§ Work instruction
Could you return the lines below exactly, from the first line up to and including the line that holds "Functional | PBE |"?

----- Data to examine -----

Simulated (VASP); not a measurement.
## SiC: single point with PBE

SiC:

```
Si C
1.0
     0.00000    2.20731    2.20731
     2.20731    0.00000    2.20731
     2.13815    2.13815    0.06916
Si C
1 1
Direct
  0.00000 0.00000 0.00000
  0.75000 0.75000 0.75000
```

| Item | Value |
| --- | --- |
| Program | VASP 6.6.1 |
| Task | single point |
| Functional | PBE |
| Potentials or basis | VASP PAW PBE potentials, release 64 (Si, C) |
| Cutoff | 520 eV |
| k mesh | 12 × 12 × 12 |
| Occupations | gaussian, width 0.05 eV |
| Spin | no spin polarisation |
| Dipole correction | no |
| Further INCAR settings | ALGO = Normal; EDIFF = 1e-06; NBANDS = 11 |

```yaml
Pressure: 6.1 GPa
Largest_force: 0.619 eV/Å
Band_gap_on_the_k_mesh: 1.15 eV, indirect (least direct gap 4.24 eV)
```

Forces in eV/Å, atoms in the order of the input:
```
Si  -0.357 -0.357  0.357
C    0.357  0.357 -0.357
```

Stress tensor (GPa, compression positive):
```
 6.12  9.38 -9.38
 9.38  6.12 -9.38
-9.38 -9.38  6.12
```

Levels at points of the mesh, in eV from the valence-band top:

-----

§ Your response
Simulated (VASP); not a measurement.
## SiC: single point with PBE

SiC:

```
Si C
1.0
     0.00000    2.20731    2.20731
     2.20731    0.00000    2.20731
     2.13815    2.13815    0.06916
Si C
1 1
Direct
  0.00000 0.00000 0.00000
  0.75000 0.75000 0.75000
```

| Item | Value |
| --- | --- |
| Program | VASP 6.6.1 |
| Task | single point |
| Functional | PBE |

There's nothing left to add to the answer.